* [WORK INSTRUCTION]: Up to and including the line with "Only differences to", restate the material below word for word, beginning with its first line.

* [DATASET ENTRIES]:
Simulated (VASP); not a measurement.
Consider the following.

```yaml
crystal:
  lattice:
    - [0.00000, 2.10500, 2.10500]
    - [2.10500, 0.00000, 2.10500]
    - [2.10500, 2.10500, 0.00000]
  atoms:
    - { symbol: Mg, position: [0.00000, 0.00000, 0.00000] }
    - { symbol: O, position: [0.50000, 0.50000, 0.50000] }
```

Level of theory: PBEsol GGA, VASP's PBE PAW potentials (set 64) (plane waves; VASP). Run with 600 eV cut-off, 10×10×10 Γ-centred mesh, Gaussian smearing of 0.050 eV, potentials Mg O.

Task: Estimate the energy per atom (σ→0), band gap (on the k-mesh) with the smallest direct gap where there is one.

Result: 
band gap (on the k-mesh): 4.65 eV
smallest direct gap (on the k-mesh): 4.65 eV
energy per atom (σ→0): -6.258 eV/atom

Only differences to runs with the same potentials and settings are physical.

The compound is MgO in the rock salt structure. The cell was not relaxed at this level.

* [TASK ANSWER]:
Simulated (VASP); not a measurement.
Consider the following.

```yaml
crystal:
  lattice:
    - [0.00000, 2.10500, 2.10500]
    - [2.10500, 0.00000, 2.10500]
    - [2.10500, 2.10500, 0.00000]
  atoms:
    - { symbol: Mg, position: [0.00000, 0.00000, 0.00000] }
    - { symbol: O, position: [0.50000, 0.50000, 0.50000] }
```

Level of theory: PBEsol GGA, VASP's PBE PAW potentials (set 64) (plane waves; VASP). Run with 600 eV cut-off, 10×10×10 Γ-centred mesh, Gaussian smearing of 0.050 eV, potentials Mg O.

Task: Estimate the energy per atom (σ→0), band gap (on the k-mesh) with the smallest direct gap where there is one.

Result: 
band gap (on the k-mesh): 4.65 eV
smallest direct gap (on the k-mesh): 4.65 eV
energy per atom (σ→0): -6.258 eV/atom

Only differences to runs with the same potentials and settings are physical.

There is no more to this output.